▶ **DATA SHOWN**:
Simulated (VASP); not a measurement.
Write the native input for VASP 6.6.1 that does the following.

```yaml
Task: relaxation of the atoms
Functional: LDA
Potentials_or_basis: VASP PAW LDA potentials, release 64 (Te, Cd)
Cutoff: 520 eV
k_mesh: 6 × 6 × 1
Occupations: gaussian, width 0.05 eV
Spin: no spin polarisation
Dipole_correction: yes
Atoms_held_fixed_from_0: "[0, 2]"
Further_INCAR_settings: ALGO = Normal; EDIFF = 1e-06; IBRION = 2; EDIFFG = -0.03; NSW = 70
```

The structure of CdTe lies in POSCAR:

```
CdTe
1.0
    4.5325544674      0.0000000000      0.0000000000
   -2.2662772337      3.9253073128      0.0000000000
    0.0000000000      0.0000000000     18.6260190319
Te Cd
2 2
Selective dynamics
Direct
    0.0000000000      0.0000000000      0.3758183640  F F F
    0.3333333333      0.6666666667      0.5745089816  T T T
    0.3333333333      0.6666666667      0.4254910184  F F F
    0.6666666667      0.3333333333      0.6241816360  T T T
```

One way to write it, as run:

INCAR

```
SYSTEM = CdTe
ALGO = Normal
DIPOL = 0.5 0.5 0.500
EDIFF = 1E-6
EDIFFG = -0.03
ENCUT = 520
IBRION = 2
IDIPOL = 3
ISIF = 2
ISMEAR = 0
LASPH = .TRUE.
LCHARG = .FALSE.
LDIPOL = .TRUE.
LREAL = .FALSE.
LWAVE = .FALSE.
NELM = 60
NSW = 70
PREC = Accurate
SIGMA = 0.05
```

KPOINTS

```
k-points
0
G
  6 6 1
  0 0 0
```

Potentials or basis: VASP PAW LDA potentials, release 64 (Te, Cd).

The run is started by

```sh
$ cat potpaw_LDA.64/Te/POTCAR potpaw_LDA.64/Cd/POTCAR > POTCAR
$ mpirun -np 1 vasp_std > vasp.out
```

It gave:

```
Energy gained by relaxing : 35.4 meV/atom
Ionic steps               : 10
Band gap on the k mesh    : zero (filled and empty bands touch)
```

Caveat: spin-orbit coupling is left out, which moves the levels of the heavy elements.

▶ **WORK ITEM**:
Up to and including the line that contains "Potentials or basis: VASP", restate word for word every line of the entries, starting from the first.

▶ **RESPONSE BOX**:
Simulated (VASP); not a measurement.
Write the native input for VASP 6.6.1 that does the following.

```yaml
Task: relaxation of the atoms
Functional: LDA
Potentials_or_basis: VASP PAW LDA potentials, release 64 (Te, Cd)
Cutoff: 520 eV
k_mesh: 6 × 6 × 1
Occupations: gaussian, width 0.05 eV
Spin: no spin polarisation
Dipole_correction: yes
Atoms_held_fixed_from_0: "[0, 2]"
Further_INCAR_settings: ALGO = Normal; EDIFF = 1e-06; IBRION = 2; EDIFFG = -0.03; NSW = 70
```

The structure of CdTe lies in POSCAR:

```
CdTe
1.0
    4.5325544674      0.0000000000      0.0000000000
   -2.2662772337      3.9253073128      0.0000000000
    0.0000000000      0.0000000000     18.6260190319
Te Cd
2 2
Selective dynamics
Direct
    0.0000000000      0.0000000000      0.3758183640  F F F
    0.3333333333      0.6666666667      0.5745089816  T T T
    0.3333333333      0.6666666667      0.4254910184  F F F
    0.6666666667      0.3333333333      0.6241816360  T T T
```

One way to write it, as run:

INCAR

```
SYSTEM = CdTe
ALGO = Normal
DIPOL = 0.5 0.5 0.500
EDIFF = 1E-6
EDIFFG = -0.03
ENCUT = 520
IBRION = 2
IDIPOL = 3
ISIF = 2
ISMEAR = 0
LASPH = .TRUE.
LCHARG = .FALSE.
LDIPOL = .TRUE.
LREAL = .FALSE.
LWAVE = .FALSE.
NELM = 60
NSW = 70
PREC = Accurate
SIGMA = 0.05
```

KPOINTS

```
k-points
0
G
  6 6 1
  0 0 0
```

Potentials or basis: VASP PAW LDA potentials, release 64 (Te, Cd).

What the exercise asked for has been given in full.